REQUIRED ACTION:
Word for word, retype every line of the data.

INFORMATION SHOWN:
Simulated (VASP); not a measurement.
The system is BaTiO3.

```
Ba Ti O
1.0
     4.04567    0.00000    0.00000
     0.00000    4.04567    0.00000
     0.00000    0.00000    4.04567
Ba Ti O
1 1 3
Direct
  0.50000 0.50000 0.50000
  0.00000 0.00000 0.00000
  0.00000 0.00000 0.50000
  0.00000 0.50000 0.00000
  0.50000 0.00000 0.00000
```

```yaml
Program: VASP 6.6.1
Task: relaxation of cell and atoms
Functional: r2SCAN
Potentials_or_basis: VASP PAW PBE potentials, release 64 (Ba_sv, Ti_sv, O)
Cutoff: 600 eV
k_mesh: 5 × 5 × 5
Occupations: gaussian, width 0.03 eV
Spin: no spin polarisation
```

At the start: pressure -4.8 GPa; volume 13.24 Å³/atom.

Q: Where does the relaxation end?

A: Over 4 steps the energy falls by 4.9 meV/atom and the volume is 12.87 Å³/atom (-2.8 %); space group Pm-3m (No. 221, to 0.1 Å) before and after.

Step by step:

ANSWER AREA:
Simulated (VASP); not a measurement.
The system is BaTiO3.

```
Ba Ti O
1.0
     4.04567    0.00000    0.00000
     0.00000    4.04567    0.00000
     0.00000    0.00000    4.04567
Ba Ti O
1 1 3
Direct
  0.50000 0.50000 0.50000
  0.00000 0.00000 0.00000
  0.00000 0.00000 0.50000
  0.00000 0.50000 0.00000
  0.50000 0.00000 0.00000
```

```yaml
Program: VASP 6.6.1
Task: relaxation of cell and atoms
Functional: r2SCAN
Potentials_or_basis: VASP PAW PBE potentials, release 64 (Ba_sv, Ti_sv, O)
Cutoff: 600 eV
k_mesh: 5 × 5 × 5
Occupations: gaussian, width 0.03 eV
Spin: no spin polarisation
```

At the start: pressure -4.8 GPa; volume 13.24 Å³/atom.

Q: Where does the relaxation end?

A: Over 4 steps the energy falls by 4.9 meV/atom and the volume is 12.87 Å³/atom (-2.8 %); space group Pm-3m (No. 221, to 0.1 Å) before and after.

Step by step:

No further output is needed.